Data excerpts.
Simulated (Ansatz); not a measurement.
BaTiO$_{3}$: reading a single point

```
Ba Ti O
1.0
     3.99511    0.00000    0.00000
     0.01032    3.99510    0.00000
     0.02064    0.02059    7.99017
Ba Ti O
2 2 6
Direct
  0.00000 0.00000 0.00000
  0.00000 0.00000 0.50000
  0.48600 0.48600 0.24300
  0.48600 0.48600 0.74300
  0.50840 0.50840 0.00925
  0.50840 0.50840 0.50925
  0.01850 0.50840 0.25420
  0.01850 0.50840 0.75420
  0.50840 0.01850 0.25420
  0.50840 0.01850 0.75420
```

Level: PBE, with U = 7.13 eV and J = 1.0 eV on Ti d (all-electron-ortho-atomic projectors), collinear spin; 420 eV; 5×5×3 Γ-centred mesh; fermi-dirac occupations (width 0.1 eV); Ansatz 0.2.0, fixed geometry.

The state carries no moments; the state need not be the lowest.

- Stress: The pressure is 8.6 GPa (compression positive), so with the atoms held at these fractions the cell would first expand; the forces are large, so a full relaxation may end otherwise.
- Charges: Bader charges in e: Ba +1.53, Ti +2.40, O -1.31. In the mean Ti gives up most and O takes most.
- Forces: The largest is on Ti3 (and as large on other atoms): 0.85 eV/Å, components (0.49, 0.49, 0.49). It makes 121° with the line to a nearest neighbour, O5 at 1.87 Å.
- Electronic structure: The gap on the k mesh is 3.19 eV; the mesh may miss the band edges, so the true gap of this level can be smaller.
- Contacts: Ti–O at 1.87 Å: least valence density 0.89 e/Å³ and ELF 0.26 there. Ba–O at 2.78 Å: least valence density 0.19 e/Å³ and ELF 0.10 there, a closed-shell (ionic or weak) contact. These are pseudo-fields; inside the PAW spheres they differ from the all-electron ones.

Requirement. Each line from the top of the records above through the line containing "- Electronic structure: The" needs to be transcribed exactly, and no line after it.

Exercise solution.
Simulated (Ansatz); not a measurement.
BaTiO$_{3}$: reading a single point

```
Ba Ti O
1.0
     3.99511    0.00000    0.00000
     0.01032    3.99510    0.00000
     0.02064    0.02059    7.99017
Ba Ti O
2 2 6
Direct
  0.00000 0.00000 0.00000
  0.00000 0.00000 0.50000
  0.48600 0.48600 0.24300
  0.48600 0.48600 0.74300
  0.50840 0.50840 0.00925
  0.50840 0.50840 0.50925
  0.01850 0.50840 0.25420
  0.01850 0.50840 0.75420
  0.50840 0.01850 0.25420
  0.50840 0.01850 0.75420
```

Level: PBE, with U = 7.13 eV and J = 1.0 eV on Ti d (all-electron-ortho-atomic projectors), collinear spin; 420 eV; 5×5×3 Γ-centred mesh; fermi-dirac occupations (width 0.1 eV); Ansatz 0.2.0, fixed geometry.

The state carries no moments; the state need not be the lowest.

- Stress: The pressure is 8.6 GPa (compression positive), so with the atoms held at these fractions the cell would first expand; the forces are large, so a full relaxation may end otherwise.
- Charges: Bader charges in e: Ba +1.53, Ti +2.40, O -1.31. In the mean Ti gives up most and O takes most.
- Forces: The largest is on Ti3 (and as large on other atoms): 0.85 eV/Å, components (0.49, 0.49, 0.49). It makes 121° with the line to a nearest neighbour, O5 at 1.87 Å.
- Electronic structure: The gap on the k mesh is 3.19 eV; the mesh may miss the band edges, so the true gap of this level can be smaller.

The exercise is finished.